Work request: Return the opening lines of the material, word for word. End with the line that contains "- Cutoff: 500 eV".

Dataset extract:
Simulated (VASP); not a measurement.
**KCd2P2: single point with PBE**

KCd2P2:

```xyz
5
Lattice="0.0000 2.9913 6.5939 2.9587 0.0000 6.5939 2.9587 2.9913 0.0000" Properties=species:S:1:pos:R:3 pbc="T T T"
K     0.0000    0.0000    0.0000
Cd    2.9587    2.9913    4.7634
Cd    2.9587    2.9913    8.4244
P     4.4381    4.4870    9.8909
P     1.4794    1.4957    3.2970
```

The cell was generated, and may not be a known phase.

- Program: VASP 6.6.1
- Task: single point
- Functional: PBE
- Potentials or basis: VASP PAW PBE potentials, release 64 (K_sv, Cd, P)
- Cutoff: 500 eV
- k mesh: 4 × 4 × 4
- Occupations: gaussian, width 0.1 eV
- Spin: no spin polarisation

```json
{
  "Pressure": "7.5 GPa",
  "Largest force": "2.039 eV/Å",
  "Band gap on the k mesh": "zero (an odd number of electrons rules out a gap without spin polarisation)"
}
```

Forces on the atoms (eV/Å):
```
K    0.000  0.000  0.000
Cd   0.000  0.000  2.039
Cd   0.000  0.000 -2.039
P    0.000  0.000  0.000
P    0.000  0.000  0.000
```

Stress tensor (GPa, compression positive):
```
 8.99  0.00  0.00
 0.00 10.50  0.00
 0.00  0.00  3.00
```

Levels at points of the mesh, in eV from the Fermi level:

Result:
Simulated (VASP); not a measurement.
**KCd2P2: single point with PBE**

KCd2P2:

```xyz
5
Lattice="0.0000 2.9913 6.5939 2.9587 0.0000 6.5939 2.9587 2.9913 0.0000" Properties=species:S:1:pos:R:3 pbc="T T T"
K     0.0000    0.0000    0.0000
Cd    2.9587    2.9913    4.7634
Cd    2.9587    2.9913    8.4244
P     4.4381    4.4870    9.8909
P     1.4794    1.4957    3.2970
```

The cell was generated, and may not be a known phase.

- Program: VASP 6.6.1
- Task: single point
- Functional: PBE
- Potentials or basis: VASP PAW PBE potentials, release 64 (K_sv, Cd, P)
- Cutoff: 500 eV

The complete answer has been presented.